_REQUIRED ACTION_: Up to and including the line containing "C: 1252 cm⁻¹", please reproduce the lines of the listing below, starting from the top.

_LISTED RECORDS_:
Content starts

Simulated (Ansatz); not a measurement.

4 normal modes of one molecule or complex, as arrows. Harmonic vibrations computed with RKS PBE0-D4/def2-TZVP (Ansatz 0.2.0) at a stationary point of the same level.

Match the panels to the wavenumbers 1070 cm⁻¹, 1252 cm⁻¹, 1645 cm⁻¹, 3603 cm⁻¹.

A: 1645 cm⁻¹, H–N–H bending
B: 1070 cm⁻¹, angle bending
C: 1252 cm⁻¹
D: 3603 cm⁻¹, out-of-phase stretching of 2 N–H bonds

Content ends

_EXERCISE OUTPUT_:
Simulated (Ansatz); not a measurement.

4 normal modes of one molecule or complex, as arrows. Harmonic vibrations computed with RKS PBE0-D4/def2-TZVP (Ansatz 0.2.0) at a stationary point of the same level.

Match the panels to the wavenumbers 1070 cm⁻¹, 1252 cm⁻¹, 1645 cm⁻¹, 3603 cm⁻¹.

A: 1645 cm⁻¹, H–N–H bending
B: 1070 cm⁻¹, angle bending
C: 1252 cm⁻¹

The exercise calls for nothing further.